### Action item
In the listing below, a line holding "Potentials or basis: VASP" and a line holding "Task: Estimate the wall time of this run." mark the range. Retype both exactly, with all lines between them.

### Data excerpts
========================================================================

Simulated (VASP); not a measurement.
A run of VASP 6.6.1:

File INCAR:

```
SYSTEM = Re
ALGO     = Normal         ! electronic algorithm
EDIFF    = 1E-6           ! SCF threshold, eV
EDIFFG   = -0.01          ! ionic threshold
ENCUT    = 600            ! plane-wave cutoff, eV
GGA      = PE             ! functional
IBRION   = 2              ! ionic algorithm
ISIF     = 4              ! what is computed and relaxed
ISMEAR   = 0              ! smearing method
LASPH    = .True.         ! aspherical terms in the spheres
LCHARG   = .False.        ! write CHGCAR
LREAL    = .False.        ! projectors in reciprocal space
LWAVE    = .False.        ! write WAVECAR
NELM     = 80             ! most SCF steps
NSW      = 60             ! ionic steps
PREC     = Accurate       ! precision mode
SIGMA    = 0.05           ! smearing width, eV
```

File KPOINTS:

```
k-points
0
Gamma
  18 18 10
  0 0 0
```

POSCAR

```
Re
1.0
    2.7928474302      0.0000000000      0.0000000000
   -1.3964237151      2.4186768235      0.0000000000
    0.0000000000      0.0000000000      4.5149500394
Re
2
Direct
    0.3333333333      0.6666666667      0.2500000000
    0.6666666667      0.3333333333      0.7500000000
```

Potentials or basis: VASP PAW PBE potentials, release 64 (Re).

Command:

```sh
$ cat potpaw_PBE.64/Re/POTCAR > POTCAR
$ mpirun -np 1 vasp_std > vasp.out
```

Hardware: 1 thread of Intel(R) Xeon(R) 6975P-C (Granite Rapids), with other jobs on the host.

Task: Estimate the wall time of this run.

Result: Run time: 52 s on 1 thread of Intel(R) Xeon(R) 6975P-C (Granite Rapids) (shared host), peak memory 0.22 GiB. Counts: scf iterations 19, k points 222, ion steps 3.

========================================================================

### Exercise output
Potentials or basis: VASP PAW PBE potentials, release 64 (Re).

Command:

```sh
$ cat potpaw_PBE.64/Re/POTCAR > POTCAR
$ mpirun -np 1 vasp_std > vasp.out
```

Hardware: 1 thread of Intel(R) Xeon(R) 6975P-C (Granite Rapids), with other jobs on the host.

Task: Estimate the wall time of this run.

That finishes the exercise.